- - - - -

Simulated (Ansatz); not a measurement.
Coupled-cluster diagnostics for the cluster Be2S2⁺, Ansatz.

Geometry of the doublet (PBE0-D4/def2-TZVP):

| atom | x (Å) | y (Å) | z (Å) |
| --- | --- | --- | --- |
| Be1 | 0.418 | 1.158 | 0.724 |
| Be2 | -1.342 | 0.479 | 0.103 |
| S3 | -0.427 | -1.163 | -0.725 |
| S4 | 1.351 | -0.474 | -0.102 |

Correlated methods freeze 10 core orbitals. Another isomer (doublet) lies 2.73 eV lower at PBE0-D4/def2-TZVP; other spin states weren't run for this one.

- - - - -

ACTIVITY
For this exercise, copy all of the material exactly as it stands.

TASK OUTPUT
Simulated (Ansatz); not a measurement.
Coupled-cluster diagnostics for the cluster Be2S2⁺, Ansatz.

Geometry of the doublet (PBE0-D4/def2-TZVP):

| atom | x (Å) | y (Å) | z (Å) |
| --- | --- | --- | --- |
| Be1 | 0.418 | 1.158 | 0.724 |
| Be2 | -1.342 | 0.479 | 0.103 |
| S3 | -0.427 | -1.163 | -0.725 |
| S4 | 1.351 | -0.474 | -0.102 |

Correlated methods freeze 10 core orbitals. Another isomer (doublet) lies 2.73 eV lower at PBE0-D4/def2-TZVP; other spin states weren't run for this one.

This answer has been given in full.